# [GIVEN INFORMATION]
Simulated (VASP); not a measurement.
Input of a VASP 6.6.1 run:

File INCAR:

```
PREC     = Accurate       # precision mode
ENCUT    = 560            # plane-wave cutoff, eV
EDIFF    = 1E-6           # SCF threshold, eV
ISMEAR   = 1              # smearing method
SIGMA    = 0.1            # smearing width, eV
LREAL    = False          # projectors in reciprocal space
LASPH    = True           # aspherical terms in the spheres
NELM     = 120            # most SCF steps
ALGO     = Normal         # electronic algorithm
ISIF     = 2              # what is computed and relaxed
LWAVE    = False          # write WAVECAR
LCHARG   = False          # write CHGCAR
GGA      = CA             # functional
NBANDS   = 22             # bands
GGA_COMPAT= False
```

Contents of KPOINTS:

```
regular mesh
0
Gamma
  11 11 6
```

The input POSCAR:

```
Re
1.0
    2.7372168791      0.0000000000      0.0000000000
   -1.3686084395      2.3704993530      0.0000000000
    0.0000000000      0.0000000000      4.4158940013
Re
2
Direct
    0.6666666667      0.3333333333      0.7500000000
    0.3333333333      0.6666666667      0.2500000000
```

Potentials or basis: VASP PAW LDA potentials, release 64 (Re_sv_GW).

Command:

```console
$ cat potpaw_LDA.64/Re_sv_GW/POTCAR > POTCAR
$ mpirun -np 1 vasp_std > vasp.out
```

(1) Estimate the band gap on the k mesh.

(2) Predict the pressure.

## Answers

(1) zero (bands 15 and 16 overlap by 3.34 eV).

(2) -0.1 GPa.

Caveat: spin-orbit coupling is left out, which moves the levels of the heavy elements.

# [WORK ORDER]
Write the entries out once more, exactly as given.

# [ANSWER SECTION]
Simulated (VASP); not a measurement.
Input of a VASP 6.6.1 run:

File INCAR:

```
PREC     = Accurate       # precision mode
ENCUT    = 560            # plane-wave cutoff, eV
EDIFF    = 1E-6           # SCF threshold, eV
ISMEAR   = 1              # smearing method
SIGMA    = 0.1            # smearing width, eV
LREAL    = False          # projectors in reciprocal space
LASPH    = True           # aspherical terms in the spheres
NELM     = 120            # most SCF steps
ALGO     = Normal         # electronic algorithm
ISIF     = 2              # what is computed and relaxed
LWAVE    = False          # write WAVECAR
LCHARG   = False          # write CHGCAR
GGA      = CA             # functional
NBANDS   = 22             # bands
GGA_COMPAT= False
```

Contents of KPOINTS:

```
regular mesh
0
Gamma
  11 11 6
```

The input POSCAR:

```
Re
1.0
    2.7372168791      0.0000000000      0.0000000000
   -1.3686084395      2.3704993530      0.0000000000
    0.0000000000      0.0000000000      4.4158940013
Re
2
Direct
    0.6666666667      0.3333333333      0.7500000000
    0.3333333333      0.6666666667      0.2500000000
```

Potentials or basis: VASP PAW LDA potentials, release 64 (Re_sv_GW).

Command:

```console
$ cat potpaw_LDA.64/Re_sv_GW/POTCAR > POTCAR
$ mpirun -np 1 vasp_std > vasp.out
```

(1) Estimate the band gap on the k mesh.

(2) Predict the pressure.

## Answers

(1) zero (bands 15 and 16 overlap by 3.34 eV).

(2) -0.1 GPa.

Caveat: spin-orbit coupling is left out, which moves the levels of the heavy elements.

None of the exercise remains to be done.